> _WORK ORDER_
Give the data again exactly as it appears.

··········

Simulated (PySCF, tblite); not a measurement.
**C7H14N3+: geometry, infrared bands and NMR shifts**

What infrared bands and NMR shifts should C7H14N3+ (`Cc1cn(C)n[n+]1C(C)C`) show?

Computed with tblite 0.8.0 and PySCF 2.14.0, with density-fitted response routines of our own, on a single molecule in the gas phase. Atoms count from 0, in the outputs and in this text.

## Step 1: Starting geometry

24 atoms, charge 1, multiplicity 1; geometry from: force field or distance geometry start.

··········

> _WRITTEN ANSWER_
Simulated (PySCF, tblite); not a measurement.
**C7H14N3+: geometry, infrared bands and NMR shifts**

What infrared bands and NMR shifts should C7H14N3+ (`Cc1cn(C)n[n+]1C(C)C`) show?

Computed with tblite 0.8.0 and PySCF 2.14.0, with density-fitted response routines of our own, on a single molecule in the gas phase. Atoms count from 0, in the outputs and in this text.

## Step 1: Starting geometry

24 atoms, charge 1, multiplicity 1; geometry from: force field or distance geometry start.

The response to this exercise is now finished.